• **ASSIGNED TASK**
Every record here must be set down once more, precisely as it reads.

===== INPUT DATA

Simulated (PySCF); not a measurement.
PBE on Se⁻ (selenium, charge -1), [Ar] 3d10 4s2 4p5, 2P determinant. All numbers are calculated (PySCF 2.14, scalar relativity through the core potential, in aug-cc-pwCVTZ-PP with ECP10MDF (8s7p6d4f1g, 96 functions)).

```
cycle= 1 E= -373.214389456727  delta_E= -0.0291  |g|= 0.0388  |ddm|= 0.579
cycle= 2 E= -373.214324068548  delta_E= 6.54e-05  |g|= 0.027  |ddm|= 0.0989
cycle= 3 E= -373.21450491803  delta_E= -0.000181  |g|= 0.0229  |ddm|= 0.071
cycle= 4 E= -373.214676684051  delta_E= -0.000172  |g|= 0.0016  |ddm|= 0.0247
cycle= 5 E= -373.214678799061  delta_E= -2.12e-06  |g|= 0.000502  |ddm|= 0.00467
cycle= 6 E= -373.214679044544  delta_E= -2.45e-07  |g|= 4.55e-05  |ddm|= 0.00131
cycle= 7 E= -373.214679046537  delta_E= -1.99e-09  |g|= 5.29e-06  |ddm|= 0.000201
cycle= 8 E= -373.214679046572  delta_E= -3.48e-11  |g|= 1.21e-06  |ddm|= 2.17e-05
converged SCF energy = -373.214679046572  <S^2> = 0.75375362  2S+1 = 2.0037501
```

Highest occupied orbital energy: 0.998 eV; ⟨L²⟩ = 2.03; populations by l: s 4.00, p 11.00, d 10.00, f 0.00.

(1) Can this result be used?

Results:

==========

• **RESULT**
Simulated (PySCF); not a measurement.
PBE on Se⁻ (selenium, charge -1), [Ar] 3d10 4s2 4p5, 2P determinant. All numbers are calculated (PySCF 2.14, scalar relativity through the core potential, in aug-cc-pwCVTZ-PP with ECP10MDF (8s7p6d4f1g, 96 functions)).

```
cycle= 1 E= -373.214389456727  delta_E= -0.0291  |g|= 0.0388  |ddm|= 0.579
cycle= 2 E= -373.214324068548  delta_E= 6.54e-05  |g|= 0.027  |ddm|= 0.0989
cycle= 3 E= -373.21450491803  delta_E= -0.000181  |g|= 0.0229  |ddm|= 0.071
cycle= 4 E= -373.214676684051  delta_E= -0.000172  |g|= 0.0016  |ddm|= 0.0247
cycle= 5 E= -373.214678799061  delta_E= -2.12e-06  |g|= 0.000502  |ddm|= 0.00467
cycle= 6 E= -373.214679044544  delta_E= -2.45e-07  |g|= 4.55e-05  |ddm|= 0.00131
cycle= 7 E= -373.214679046537  delta_E= -1.99e-09  |g|= 5.29e-06  |ddm|= 0.000201
cycle= 8 E= -373.214679046572  delta_E= -3.48e-11  |g|= 1.21e-06  |ddm|= 2.17e-05
converged SCF energy = -373.214679046572  <S^2> = 0.75375362  2S+1 = 2.0037501
```

Highest occupied orbital energy: 0.998 eV; ⟨L²⟩ = 2.03; populations by l: s 4.00, p 11.00, d 10.00, f 0.00.

(1) Can this result be used?

Results:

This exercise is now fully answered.